Lines after the one containing "width 0.08 eV |" are to be omitted; print exactly each line from the start of the records up to and including it.

************

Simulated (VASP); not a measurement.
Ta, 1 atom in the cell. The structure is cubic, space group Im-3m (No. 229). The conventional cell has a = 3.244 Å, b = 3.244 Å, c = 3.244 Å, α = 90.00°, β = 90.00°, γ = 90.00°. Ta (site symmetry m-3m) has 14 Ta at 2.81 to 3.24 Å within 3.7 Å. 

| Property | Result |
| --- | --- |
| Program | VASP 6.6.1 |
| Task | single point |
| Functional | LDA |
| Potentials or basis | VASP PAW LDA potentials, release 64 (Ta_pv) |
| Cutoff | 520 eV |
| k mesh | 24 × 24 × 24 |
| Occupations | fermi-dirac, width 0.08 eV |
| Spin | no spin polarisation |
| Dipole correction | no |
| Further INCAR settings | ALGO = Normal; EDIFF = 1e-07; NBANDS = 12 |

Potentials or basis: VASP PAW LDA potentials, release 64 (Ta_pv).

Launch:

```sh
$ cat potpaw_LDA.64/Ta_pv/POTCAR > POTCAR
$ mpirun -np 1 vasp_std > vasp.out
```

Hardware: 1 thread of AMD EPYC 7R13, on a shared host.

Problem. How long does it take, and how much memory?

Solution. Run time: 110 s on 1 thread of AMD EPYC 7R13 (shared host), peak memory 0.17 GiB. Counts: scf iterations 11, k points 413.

************

» PROBLEM SOLUTION
Simulated (VASP); not a measurement.
Ta, 1 atom in the cell. The structure is cubic, space group Im-3m (No. 229). The conventional cell has a = 3.244 Å, b = 3.244 Å, c = 3.244 Å, α = 90.00°, β = 90.00°, γ = 90.00°. Ta (site symmetry m-3m) has 14 Ta at 2.81 to 3.24 Å within 3.7 Å. 

| Property | Result |
| --- | --- |
| Program | VASP 6.6.1 |
| Task | single point |
| Functional | LDA |
| Potentials or basis | VASP PAW LDA potentials, release 64 (Ta_pv) |
| Cutoff | 520 eV |
| k mesh | 24 × 24 × 24 |
| Occupations | fermi-dirac, width 0.08 eV |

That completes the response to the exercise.